__Brief__. Restate the material below word for word, from its first line to its last.

__Material provided__.
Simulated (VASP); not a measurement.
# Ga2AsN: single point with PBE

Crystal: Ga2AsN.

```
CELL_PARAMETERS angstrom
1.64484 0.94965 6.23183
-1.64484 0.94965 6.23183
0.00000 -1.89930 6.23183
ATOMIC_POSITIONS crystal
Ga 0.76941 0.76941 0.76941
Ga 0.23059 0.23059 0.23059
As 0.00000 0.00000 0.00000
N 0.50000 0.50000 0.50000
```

__Exercise response__.
Simulated (VASP); not a measurement.
# Ga2AsN: single point with PBE

Crystal: Ga2AsN.

```
CELL_PARAMETERS angstrom
1.64484 0.94965 6.23183
-1.64484 0.94965 6.23183
0.00000 -1.89930 6.23183
ATOMIC_POSITIONS crystal
Ga 0.76941 0.76941 0.76941
Ga 0.23059 0.23059 0.23059
As 0.00000 0.00000 0.00000
N 0.50000 0.50000 0.50000
```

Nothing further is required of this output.